** Work order **
Please copy the lines below exactly, from the first one through the line showing "This cell differs".

**** Entries supplied

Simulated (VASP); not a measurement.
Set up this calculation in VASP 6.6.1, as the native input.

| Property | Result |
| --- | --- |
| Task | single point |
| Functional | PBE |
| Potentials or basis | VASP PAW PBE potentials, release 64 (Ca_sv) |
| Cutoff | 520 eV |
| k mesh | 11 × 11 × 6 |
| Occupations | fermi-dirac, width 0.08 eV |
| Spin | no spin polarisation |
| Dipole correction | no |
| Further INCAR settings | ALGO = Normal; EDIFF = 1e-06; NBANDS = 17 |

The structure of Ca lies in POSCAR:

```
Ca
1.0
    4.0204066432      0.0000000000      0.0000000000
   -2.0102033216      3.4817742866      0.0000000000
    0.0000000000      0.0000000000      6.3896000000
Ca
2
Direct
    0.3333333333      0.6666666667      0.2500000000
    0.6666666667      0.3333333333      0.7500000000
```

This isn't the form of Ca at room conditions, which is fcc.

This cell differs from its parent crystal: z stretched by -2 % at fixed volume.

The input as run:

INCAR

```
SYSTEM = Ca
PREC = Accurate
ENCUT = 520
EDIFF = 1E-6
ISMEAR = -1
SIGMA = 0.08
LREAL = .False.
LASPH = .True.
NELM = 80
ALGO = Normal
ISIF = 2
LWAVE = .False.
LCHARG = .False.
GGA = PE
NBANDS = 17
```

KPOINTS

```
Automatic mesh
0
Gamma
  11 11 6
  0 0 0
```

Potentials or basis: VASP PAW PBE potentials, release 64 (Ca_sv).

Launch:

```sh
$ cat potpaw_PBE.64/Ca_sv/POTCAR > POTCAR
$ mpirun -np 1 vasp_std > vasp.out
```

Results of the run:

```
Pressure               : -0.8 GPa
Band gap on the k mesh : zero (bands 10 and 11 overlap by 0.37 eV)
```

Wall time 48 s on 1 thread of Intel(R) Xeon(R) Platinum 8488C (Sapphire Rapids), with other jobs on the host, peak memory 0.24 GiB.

********

** Exercise output **
Simulated (VASP); not a measurement.
Set up this calculation in VASP 6.6.1, as the native input.

| Property | Result |
| --- | --- |
| Task | single point |
| Functional | PBE |
| Potentials or basis | VASP PAW PBE potentials, release 64 (Ca_sv) |
| Cutoff | 520 eV |
| k mesh | 11 × 11 × 6 |
| Occupations | fermi-dirac, width 0.08 eV |
| Spin | no spin polarisation |
| Dipole correction | no |
| Further INCAR settings | ALGO = Normal; EDIFF = 1e-06; NBANDS = 17 |

The structure of Ca lies in POSCAR:

```
Ca
1.0
    4.0204066432      0.0000000000      0.0000000000
   -2.0102033216      3.4817742866      0.0000000000
    0.0000000000      0.0000000000      6.3896000000
Ca
2
Direct
    0.3333333333      0.6666666667      0.2500000000
    0.6666666667      0.3333333333      0.7500000000
```

This isn't the form of Ca at room conditions, which is fcc.

This cell differs from its parent crystal: z stretched by -2 % at fixed volume.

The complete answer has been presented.